**Exercise**
Return the data below exactly, but only from the line containing "1 Eh = 27.2114 eV." through the line containing "- B3LYP/6-31G* with", with both of those lines included.

===== Dataset excerpts

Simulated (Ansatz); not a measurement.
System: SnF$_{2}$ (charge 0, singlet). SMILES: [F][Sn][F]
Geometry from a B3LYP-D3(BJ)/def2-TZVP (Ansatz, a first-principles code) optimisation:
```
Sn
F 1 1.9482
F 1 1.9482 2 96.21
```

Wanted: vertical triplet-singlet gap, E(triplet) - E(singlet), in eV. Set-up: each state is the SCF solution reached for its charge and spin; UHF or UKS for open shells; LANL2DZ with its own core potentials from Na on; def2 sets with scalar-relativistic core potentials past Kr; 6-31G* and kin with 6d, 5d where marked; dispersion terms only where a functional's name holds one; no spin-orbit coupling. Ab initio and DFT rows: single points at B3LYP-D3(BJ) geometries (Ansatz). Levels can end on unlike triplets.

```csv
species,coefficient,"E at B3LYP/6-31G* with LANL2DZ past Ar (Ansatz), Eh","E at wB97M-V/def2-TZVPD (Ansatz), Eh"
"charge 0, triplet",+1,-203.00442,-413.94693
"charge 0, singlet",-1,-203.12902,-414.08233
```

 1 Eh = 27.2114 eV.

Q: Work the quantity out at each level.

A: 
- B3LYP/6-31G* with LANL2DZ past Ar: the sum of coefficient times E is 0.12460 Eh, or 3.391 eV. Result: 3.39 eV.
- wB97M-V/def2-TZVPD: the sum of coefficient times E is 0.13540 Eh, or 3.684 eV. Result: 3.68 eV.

==========

**Exercise output**
 1 Eh = 27.2114 eV.

Q: Work the quantity out at each level.

A: 
- B3LYP/6-31G* with LANL2DZ past Ar: the sum of coefficient times E is 0.12460 Eh, or 3.391 eV. Result: 3.39 eV.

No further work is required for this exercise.